_EXERCISE:_ Write out again the entries from the first line to the line that includes "4s1/2 | -19.8793 |", keeping both of those lines.

____________________
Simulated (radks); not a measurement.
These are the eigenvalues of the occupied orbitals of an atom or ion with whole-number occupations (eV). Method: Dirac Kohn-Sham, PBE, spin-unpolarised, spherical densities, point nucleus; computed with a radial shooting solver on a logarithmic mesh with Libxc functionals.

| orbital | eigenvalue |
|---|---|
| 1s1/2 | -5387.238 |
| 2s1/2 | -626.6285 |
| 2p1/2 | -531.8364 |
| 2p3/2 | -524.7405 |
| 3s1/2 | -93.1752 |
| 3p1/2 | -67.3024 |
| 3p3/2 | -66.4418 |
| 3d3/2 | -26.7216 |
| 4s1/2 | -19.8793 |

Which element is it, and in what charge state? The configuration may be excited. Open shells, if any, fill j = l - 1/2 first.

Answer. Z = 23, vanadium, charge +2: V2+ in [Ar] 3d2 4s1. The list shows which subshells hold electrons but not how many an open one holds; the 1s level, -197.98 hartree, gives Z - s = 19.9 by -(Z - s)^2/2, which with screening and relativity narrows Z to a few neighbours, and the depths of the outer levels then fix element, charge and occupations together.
____________________

_EXERCISE SOLUTION:_
Simulated (radks); not a measurement.
These are the eigenvalues of the occupied orbitals of an atom or ion with whole-number occupations (eV). Method: Dirac Kohn-Sham, PBE, spin-unpolarised, spherical densities, point nucleus; computed with a radial shooting solver on a logarithmic mesh with Libxc functionals.

| orbital | eigenvalue |
|---|---|
| 1s1/2 | -5387.238 |
| 2s1/2 | -626.6285 |
| 2p1/2 | -531.8364 |
| 2p3/2 | -524.7405 |
| 3s1/2 | -93.1752 |
| 3p1/2 | -67.3024 |
| 3p3/2 | -66.4418 |
| 3d3/2 | -26.7216 |
| 4s1/2 | -19.8793 |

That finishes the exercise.